_Raw data_.
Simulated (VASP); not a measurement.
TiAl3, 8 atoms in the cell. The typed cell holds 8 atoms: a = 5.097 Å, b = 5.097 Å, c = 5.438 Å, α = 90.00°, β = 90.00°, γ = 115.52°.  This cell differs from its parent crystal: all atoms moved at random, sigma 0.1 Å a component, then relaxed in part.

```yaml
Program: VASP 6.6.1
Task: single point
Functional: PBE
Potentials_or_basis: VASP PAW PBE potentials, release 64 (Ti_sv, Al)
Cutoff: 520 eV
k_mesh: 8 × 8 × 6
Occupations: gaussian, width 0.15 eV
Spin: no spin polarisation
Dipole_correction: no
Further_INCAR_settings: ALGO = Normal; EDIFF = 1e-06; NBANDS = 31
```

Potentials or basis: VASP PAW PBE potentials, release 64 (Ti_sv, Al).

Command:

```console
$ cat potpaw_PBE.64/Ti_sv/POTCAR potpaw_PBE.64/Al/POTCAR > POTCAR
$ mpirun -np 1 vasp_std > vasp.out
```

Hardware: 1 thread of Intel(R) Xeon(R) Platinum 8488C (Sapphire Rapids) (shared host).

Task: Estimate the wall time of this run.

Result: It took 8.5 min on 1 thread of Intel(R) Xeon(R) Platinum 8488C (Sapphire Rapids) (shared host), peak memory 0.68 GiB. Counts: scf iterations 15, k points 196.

_Work instruction_.
Each line of the records, from the opening one through the line holding "Task: Estimate the wall time of this run.", should be restated word for word, with nothing else in the answer.

_Response_.
Simulated (VASP); not a measurement.
TiAl3, 8 atoms in the cell. The typed cell holds 8 atoms: a = 5.097 Å, b = 5.097 Å, c = 5.438 Å, α = 90.00°, β = 90.00°, γ = 115.52°.  This cell differs from its parent crystal: all atoms moved at random, sigma 0.1 Å a component, then relaxed in part.

```yaml
Program: VASP 6.6.1
Task: single point
Functional: PBE
Potentials_or_basis: VASP PAW PBE potentials, release 64 (Ti_sv, Al)
Cutoff: 520 eV
k_mesh: 8 × 8 × 6
Occupations: gaussian, width 0.15 eV
Spin: no spin polarisation
Dipole_correction: no
Further_INCAR_settings: ALGO = Normal; EDIFF = 1e-06; NBANDS = 31
```

Potentials or basis: VASP PAW PBE potentials, release 64 (Ti_sv, Al).

Command:

```console
$ cat potpaw_PBE.64/Ti_sv/POTCAR potpaw_PBE.64/Al/POTCAR > POTCAR
$ mpirun -np 1 vasp_std > vasp.out
```

Hardware: 1 thread of Intel(R) Xeon(R) Platinum 8488C (Sapphire Rapids) (shared host).

Task: Estimate the wall time of this run.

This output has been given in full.